##############################

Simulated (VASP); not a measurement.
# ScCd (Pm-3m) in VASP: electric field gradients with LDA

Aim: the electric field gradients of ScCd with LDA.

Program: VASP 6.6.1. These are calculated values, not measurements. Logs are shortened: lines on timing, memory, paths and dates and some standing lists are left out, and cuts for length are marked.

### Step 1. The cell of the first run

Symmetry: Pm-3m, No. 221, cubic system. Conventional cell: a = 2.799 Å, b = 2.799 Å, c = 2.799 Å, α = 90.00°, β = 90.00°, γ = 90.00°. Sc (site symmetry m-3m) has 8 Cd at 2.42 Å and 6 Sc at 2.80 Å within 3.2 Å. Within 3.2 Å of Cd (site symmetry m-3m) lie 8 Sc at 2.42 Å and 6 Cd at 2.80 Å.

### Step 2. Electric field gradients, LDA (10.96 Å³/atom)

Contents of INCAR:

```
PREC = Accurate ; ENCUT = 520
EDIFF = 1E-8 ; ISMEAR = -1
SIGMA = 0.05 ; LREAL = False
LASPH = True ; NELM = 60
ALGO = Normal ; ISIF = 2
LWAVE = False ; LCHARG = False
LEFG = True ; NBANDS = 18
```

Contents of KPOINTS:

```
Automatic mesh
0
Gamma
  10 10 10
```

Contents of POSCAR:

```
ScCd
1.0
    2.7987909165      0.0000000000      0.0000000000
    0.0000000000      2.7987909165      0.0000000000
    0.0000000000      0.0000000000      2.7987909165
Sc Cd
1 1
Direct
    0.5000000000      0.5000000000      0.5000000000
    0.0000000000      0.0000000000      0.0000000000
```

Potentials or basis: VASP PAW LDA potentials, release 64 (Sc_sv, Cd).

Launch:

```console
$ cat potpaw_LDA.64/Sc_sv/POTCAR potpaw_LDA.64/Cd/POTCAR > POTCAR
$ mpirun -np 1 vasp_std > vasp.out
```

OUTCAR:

##############################

Begin at the first line of the entries above and copy every line exactly, ending with the line that contains "### Step 1. The cell of the first run".

Simulated (VASP); not a measurement.
# ScCd (Pm-3m) in VASP: electric field gradients with LDA

Aim: the electric field gradients of ScCd with LDA.

Program: VASP 6.6.1. These are calculated values, not measurements. Logs are shortened: lines on timing, memory, paths and dates and some standing lists are left out, and cuts for length are marked.

### Step 1. The cell of the first run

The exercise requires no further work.